== == ==
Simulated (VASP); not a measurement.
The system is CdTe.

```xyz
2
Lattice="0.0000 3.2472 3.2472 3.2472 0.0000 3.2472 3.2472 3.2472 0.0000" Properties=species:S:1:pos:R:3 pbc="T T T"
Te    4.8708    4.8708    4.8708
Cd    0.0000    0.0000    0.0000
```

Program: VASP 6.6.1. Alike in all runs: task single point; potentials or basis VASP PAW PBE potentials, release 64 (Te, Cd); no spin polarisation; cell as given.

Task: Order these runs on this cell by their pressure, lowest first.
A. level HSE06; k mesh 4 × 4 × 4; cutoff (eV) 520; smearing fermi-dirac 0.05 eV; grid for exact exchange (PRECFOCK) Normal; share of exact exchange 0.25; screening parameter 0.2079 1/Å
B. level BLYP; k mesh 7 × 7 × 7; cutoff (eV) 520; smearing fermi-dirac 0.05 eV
== == ==

Task item:
The records shown above must be returned in full, exactly as written.

Exercise output:
Simulated (VASP); not a measurement.
The system is CdTe.

```xyz
2
Lattice="0.0000 3.2472 3.2472 3.2472 0.0000 3.2472 3.2472 3.2472 0.0000" Properties=species:S:1:pos:R:3 pbc="T T T"
Te    4.8708    4.8708    4.8708
Cd    0.0000    0.0000    0.0000
```

Program: VASP 6.6.1. Alike in all runs: task single point; potentials or basis VASP PAW PBE potentials, release 64 (Te, Cd); no spin polarisation; cell as given.

Task: Order these runs on this cell by their pressure, lowest first.
A. level HSE06; k mesh 4 × 4 × 4; cutoff (eV) 520; smearing fermi-dirac 0.05 eV; grid for exact exchange (PRECFOCK) Normal; share of exact exchange 0.25; screening parameter 0.2079 1/Å
B. level BLYP; k mesh 7 × 7 × 7; cutoff (eV) 520; smearing fermi-dirac 0.05 eV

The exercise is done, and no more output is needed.